### Extracted records
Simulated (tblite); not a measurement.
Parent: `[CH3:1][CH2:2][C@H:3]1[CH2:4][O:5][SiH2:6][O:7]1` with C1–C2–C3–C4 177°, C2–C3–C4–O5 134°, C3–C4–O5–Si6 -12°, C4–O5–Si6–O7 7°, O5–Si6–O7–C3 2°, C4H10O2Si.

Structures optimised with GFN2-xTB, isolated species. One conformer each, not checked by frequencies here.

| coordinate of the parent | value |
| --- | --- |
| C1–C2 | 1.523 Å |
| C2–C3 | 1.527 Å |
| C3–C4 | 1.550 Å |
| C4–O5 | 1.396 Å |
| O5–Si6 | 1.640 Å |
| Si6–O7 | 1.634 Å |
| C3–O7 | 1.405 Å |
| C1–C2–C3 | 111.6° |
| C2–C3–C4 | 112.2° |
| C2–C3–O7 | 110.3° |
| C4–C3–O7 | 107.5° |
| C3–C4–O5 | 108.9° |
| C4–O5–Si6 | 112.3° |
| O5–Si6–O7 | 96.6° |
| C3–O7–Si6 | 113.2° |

### Action item
The listing above is to be transcribed in full, with no line omitted.

### Your response
Simulated (tblite); not a measurement.
Parent: `[CH3:1][CH2:2][C@H:3]1[CH2:4][O:5][SiH2:6][O:7]1` with C1–C2–C3–C4 177°, C2–C3–C4–O5 134°, C3–C4–O5–Si6 -12°, C4–O5–Si6–O7 7°, O5–Si6–O7–C3 2°, C4H10O2Si.

Structures optimised with GFN2-xTB, isolated species. One conformer each, not checked by frequencies here.

| coordinate of the parent | value |
| --- | --- |
| C1–C2 | 1.523 Å |
| C2–C3 | 1.527 Å |
| C3–C4 | 1.550 Å |
| C4–O5 | 1.396 Å |
| O5–Si6 | 1.640 Å |
| Si6–O7 | 1.634 Å |
| C3–O7 | 1.405 Å |
| C1–C2–C3 | 111.6° |
| C2–C3–C4 | 112.2° |
| C2–C3–O7 | 110.3° |
| C4–C3–O7 | 107.5° |
| C3–C4–O5 | 108.9° |
| C4–O5–Si6 | 112.3° |
| O5–Si6–O7 | 96.6° |
| C3–O7–Si6 | 113.2° |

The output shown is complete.